◆ **Work order**: Please repeat each of the records that follow, exactly as written.

◆ **Material shown**:
Segment Open

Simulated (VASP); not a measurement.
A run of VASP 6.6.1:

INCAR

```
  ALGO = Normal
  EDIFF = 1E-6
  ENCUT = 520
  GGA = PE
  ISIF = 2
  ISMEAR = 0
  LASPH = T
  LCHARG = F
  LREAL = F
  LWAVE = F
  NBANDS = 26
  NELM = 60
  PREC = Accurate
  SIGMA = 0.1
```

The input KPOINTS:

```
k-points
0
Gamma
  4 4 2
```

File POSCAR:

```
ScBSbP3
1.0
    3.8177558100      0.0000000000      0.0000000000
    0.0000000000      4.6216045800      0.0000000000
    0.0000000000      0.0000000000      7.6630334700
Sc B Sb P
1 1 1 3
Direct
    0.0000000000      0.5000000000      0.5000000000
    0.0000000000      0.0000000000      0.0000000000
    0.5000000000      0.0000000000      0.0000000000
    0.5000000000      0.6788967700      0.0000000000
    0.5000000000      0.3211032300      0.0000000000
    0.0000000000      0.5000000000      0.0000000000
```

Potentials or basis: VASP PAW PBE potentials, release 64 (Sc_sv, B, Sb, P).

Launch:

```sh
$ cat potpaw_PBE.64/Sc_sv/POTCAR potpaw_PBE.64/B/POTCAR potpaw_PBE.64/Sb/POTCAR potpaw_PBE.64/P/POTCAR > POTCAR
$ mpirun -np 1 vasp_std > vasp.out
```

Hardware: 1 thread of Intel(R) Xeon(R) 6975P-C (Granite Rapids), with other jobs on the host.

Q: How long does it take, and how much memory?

Segment Closed

◆ **Problem solution**:
Simulated (VASP); not a measurement.
A run of VASP 6.6.1:

INCAR

```
  ALGO = Normal
  EDIFF = 1E-6
  ENCUT = 520
  GGA = PE
  ISIF = 2
  ISMEAR = 0
  LASPH = T
  LCHARG = F
  LREAL = F
  LWAVE = F
  NBANDS = 26
  NELM = 60
  PREC = Accurate
  SIGMA = 0.1
```

The input KPOINTS:

```
k-points
0
Gamma
  4 4 2
```

File POSCAR:

```
ScBSbP3
1.0
    3.8177558100      0.0000000000      0.0000000000
    0.0000000000      4.6216045800      0.0000000000
    0.0000000000      0.0000000000      7.6630334700
Sc B Sb P
1 1 1 3
Direct
    0.0000000000      0.5000000000      0.5000000000
    0.0000000000      0.0000000000      0.0000000000
    0.5000000000      0.0000000000      0.0000000000
    0.5000000000      0.6788967700      0.0000000000
    0.5000000000      0.3211032300      0.0000000000
    0.0000000000      0.5000000000      0.0000000000
```

Potentials or basis: VASP PAW PBE potentials, release 64 (Sc_sv, B, Sb, P).

Launch:

```sh
$ cat potpaw_PBE.64/Sc_sv/POTCAR potpaw_PBE.64/B/POTCAR potpaw_PBE.64/Sb/POTCAR potpaw_PBE.64/P/POTCAR > POTCAR
$ mpirun -np 1 vasp_std > vasp.out
```

Hardware: 1 thread of Intel(R) Xeon(R) 6975P-C (Granite Rapids), with other jobs on the host.

Q: How long does it take, and how much memory?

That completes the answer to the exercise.